Action item →
When you reach the line that contains "An adiabatic, constant-pressure" in the data below, start reproducing lines exactly, and stop after the line that contains "Model: GRI-Mech 3.0".

:::
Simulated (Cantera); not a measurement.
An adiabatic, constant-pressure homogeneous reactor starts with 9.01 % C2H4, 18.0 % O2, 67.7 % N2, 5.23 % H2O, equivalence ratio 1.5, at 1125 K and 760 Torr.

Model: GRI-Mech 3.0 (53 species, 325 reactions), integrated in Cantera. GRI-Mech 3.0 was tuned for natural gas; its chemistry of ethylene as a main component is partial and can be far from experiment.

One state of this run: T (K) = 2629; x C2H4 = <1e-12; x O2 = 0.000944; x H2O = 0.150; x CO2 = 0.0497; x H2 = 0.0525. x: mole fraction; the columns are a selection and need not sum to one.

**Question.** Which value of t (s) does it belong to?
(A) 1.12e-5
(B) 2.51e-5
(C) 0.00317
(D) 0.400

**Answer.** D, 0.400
:::

Response →
An adiabatic, constant-pressure homogeneous reactor starts with 9.01 % C2H4, 18.0 % O2, 67.7 % N2, 5.23 % H2O, equivalence ratio 1.5, at 1125 K and 760 Torr.

Model: GRI-Mech 3.0 (53 species, 325 reactions), integrated in Cantera. GRI-Mech 3.0 was tuned for natural gas; its chemistry of ethylene as a main component is partial and can be far from experiment.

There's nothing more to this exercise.